▶ **Data listing**:
====

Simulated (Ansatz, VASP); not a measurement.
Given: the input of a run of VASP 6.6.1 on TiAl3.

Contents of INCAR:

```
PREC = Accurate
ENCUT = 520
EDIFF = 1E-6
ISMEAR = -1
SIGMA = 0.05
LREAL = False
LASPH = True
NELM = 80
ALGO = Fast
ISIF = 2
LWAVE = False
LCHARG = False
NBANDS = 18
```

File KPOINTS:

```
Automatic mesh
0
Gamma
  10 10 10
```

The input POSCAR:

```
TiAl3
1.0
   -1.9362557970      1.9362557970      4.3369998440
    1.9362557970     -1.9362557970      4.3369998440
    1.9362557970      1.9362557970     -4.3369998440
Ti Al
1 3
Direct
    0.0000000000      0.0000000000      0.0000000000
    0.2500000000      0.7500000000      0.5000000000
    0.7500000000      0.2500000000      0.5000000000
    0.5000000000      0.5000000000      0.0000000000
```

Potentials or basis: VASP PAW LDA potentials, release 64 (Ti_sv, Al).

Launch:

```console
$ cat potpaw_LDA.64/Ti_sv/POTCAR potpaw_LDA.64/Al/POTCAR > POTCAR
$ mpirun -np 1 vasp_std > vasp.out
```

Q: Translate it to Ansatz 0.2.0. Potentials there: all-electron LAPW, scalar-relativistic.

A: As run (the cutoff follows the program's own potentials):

====

▶ **Work request**:
Output the records exactly, including every line.

▶ **Written answer**:
Simulated (Ansatz, VASP); not a measurement.
Given: the input of a run of VASP 6.6.1 on TiAl3.

Contents of INCAR:

```
PREC = Accurate
ENCUT = 520
EDIFF = 1E-6
ISMEAR = -1
SIGMA = 0.05
LREAL = False
LASPH = True
NELM = 80
ALGO = Fast
ISIF = 2
LWAVE = False
LCHARG = False
NBANDS = 18
```

File KPOINTS:

```
Automatic mesh
0
Gamma
  10 10 10
```

The input POSCAR:

```
TiAl3
1.0
   -1.9362557970      1.9362557970      4.3369998440
    1.9362557970     -1.9362557970      4.3369998440
    1.9362557970      1.9362557970     -4.3369998440
Ti Al
1 3
Direct
    0.0000000000      0.0000000000      0.0000000000
    0.2500000000      0.7500000000      0.5000000000
    0.7500000000      0.2500000000      0.5000000000
    0.5000000000      0.5000000000      0.0000000000
```

Potentials or basis: VASP PAW LDA potentials, release 64 (Ti_sv, Al).

Launch:

```console
$ cat potpaw_LDA.64/Ti_sv/POTCAR potpaw_LDA.64/Al/POTCAR > POTCAR
$ mpirun -np 1 vasp_std > vasp.out
```

Q: Translate it to Ansatz 0.2.0. Potentials there: all-electron LAPW, scalar-relativistic.

A: As run (the cutoff follows the program's own potentials):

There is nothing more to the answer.